--- --- ---

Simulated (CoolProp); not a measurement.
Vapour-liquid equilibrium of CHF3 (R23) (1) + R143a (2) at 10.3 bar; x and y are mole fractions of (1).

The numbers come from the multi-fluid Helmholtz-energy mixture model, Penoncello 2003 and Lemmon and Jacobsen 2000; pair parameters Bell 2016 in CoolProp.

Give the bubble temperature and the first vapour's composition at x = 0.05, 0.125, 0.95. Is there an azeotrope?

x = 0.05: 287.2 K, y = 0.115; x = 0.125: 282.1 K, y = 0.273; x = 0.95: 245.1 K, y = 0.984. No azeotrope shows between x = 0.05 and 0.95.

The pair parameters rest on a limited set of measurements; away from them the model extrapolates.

--- --- ---

» Task item: From the first line above through the line that contains "x = 0.05: 287.2", quote each line exactly. Output nothing more.

» Exercise result:
Simulated (CoolProp); not a measurement.
Vapour-liquid equilibrium of CHF3 (R23) (1) + R143a (2) at 10.3 bar; x and y are mole fractions of (1).

The numbers come from the multi-fluid Helmholtz-energy mixture model, Penoncello 2003 and Lemmon and Jacobsen 2000; pair parameters Bell 2016 in CoolProp.

Give the bubble temperature and the first vapour's composition at x = 0.05, 0.125, 0.95. Is there an azeotrope?

x = 0.05: 287.2 K, y = 0.115; x = 0.125: 282.1 K, y = 0.273; x = 0.95: 245.1 K, y = 0.984. No azeotrope shows between x = 0.05 and 0.95.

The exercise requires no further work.